## WORK ORDER
What is needed here is an exact repetition of the records below, beginning at the line that has "- PBE (Ansatz, an" and stopping after the line that has "- r²SCAN+rVV10 (Ansatz), value (cm⁻¹): 414".

## INFORMATION GIVEN
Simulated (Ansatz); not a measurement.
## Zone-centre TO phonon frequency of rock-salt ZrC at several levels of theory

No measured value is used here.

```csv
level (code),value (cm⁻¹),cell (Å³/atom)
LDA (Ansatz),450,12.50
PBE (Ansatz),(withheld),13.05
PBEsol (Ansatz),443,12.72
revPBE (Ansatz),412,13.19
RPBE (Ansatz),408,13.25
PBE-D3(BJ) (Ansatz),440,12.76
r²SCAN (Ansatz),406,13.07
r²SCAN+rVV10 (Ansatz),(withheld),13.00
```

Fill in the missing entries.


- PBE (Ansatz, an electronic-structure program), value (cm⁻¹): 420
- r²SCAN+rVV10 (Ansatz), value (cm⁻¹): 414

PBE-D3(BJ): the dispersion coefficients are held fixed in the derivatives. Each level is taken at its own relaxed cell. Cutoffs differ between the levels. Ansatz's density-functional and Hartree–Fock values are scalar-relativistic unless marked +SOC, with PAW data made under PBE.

## TASK RESULT
- PBE (Ansatz, an electronic-structure program), value (cm⁻¹): 420
- r²SCAN+rVV10 (Ansatz), value (cm⁻¹): 414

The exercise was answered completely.